%%

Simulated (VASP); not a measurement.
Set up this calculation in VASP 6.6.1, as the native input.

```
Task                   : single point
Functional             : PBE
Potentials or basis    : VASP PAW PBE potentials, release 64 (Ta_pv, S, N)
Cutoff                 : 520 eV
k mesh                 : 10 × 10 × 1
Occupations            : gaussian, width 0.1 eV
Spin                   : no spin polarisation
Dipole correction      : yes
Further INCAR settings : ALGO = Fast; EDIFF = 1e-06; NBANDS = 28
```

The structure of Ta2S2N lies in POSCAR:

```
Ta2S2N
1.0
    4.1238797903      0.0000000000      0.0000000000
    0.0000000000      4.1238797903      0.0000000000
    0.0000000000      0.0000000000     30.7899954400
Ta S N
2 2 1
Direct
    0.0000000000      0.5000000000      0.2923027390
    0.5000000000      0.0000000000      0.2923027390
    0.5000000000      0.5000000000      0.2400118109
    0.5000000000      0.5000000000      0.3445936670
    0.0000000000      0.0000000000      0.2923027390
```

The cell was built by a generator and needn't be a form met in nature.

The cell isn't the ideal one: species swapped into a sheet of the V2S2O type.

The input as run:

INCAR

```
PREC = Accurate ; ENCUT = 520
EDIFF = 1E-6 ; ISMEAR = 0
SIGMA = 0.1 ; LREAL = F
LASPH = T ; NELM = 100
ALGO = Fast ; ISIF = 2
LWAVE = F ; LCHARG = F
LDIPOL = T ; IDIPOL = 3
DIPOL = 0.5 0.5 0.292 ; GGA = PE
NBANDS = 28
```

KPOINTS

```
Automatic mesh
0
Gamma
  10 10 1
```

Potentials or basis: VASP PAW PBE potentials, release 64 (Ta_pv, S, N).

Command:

%%

- _REQUIREMENT_
Would you print exactly, and only, the lines of the data above from the line with "The cell isn't" through the line with "Potentials or basis: VASP", inclusive?

- _RESPONSE_
The cell isn't the ideal one: species swapped into a sheet of the V2S2O type.

The input as run:

INCAR

```
PREC = Accurate ; ENCUT = 520
EDIFF = 1E-6 ; ISMEAR = 0
SIGMA = 0.1 ; LREAL = F
LASPH = T ; NELM = 100
ALGO = Fast ; ISIF = 2
LWAVE = F ; LCHARG = F
LDIPOL = T ; IDIPOL = 3
DIPOL = 0.5 0.5 0.292 ; GGA = PE
NBANDS = 28
```

KPOINTS

```
Automatic mesh
0
Gamma
  10 10 1
```

Potentials or basis: VASP PAW PBE potentials, release 64 (Ta_pv, S, N).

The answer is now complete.